**Work task**
Could the entries below be retyped exactly and in full?

**Records provided**
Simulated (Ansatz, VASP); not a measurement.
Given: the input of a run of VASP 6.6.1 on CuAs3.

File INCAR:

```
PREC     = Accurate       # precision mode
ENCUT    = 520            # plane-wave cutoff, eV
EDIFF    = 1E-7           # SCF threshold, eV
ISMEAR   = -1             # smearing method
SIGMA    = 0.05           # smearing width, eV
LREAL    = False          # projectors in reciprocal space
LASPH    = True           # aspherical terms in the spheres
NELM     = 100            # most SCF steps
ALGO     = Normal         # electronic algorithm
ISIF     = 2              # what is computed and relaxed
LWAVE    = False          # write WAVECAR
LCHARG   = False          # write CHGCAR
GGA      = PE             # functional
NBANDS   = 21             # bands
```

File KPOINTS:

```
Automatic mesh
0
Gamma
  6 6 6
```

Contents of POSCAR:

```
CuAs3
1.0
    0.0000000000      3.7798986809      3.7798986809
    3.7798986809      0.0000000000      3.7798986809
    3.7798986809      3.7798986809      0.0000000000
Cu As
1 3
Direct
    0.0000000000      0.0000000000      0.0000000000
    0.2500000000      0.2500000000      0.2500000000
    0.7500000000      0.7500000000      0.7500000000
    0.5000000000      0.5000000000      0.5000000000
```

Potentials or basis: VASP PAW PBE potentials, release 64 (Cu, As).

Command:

**Answer area**
Simulated (Ansatz, VASP); not a measurement.
Given: the input of a run of VASP 6.6.1 on CuAs3.

File INCAR:

```
PREC     = Accurate       # precision mode
ENCUT    = 520            # plane-wave cutoff, eV
EDIFF    = 1E-7           # SCF threshold, eV
ISMEAR   = -1             # smearing method
SIGMA    = 0.05           # smearing width, eV
LREAL    = False          # projectors in reciprocal space
LASPH    = True           # aspherical terms in the spheres
NELM     = 100            # most SCF steps
ALGO     = Normal         # electronic algorithm
ISIF     = 2              # what is computed and relaxed
LWAVE    = False          # write WAVECAR
LCHARG   = False          # write CHGCAR
GGA      = PE             # functional
NBANDS   = 21             # bands
```

File KPOINTS:

```
Automatic mesh
0
Gamma
  6 6 6
```

Contents of POSCAR:

```
CuAs3
1.0
    0.0000000000      3.7798986809      3.7798986809
    3.7798986809      0.0000000000      3.7798986809
    3.7798986809      3.7798986809      0.0000000000
Cu As
1 3
Direct
    0.0000000000      0.0000000000      0.0000000000
    0.2500000000      0.2500000000      0.2500000000
    0.7500000000      0.7500000000      0.7500000000
    0.5000000000      0.5000000000      0.5000000000
```

Potentials or basis: VASP PAW PBE potentials, release 64 (Cu, As).

Command:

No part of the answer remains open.